**Assigned task:** Every entry has to be restated word for word.

○ ○ ○

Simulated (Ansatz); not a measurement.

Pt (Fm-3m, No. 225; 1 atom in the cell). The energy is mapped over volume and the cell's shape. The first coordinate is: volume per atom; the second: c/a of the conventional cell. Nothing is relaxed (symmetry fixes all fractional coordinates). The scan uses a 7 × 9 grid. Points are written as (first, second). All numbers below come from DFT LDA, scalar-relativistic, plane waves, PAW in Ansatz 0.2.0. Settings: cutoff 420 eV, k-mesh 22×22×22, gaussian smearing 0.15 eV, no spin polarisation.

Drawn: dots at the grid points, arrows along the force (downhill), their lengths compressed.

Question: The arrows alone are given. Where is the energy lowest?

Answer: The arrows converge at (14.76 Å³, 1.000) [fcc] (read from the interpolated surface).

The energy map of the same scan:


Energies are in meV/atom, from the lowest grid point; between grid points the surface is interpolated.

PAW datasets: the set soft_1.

○ ○ ○

**Expected answer:**
Simulated (Ansatz); not a measurement.

Pt (Fm-3m, No. 225; 1 atom in the cell). The energy is mapped over volume and the cell's shape. The first coordinate is: volume per atom; the second: c/a of the conventional cell. Nothing is relaxed (symmetry fixes all fractional coordinates). The scan uses a 7 × 9 grid. Points are written as (first, second). All numbers below come from DFT LDA, scalar-relativistic, plane waves, PAW in Ansatz 0.2.0. Settings: cutoff 420 eV, k-mesh 22×22×22, gaussian smearing 0.15 eV, no spin polarisation.

Drawn: dots at the grid points, arrows along the force (downhill), their lengths compressed.

Question: The arrows alone are given. Where is the energy lowest?

Answer: The arrows converge at (14.76 Å³, 1.000) [fcc] (read from the interpolated surface).

The energy map of the same scan:


Energies are in meV/atom, from the lowest grid point; between grid points the surface is interpolated.

PAW datasets: the set soft_1.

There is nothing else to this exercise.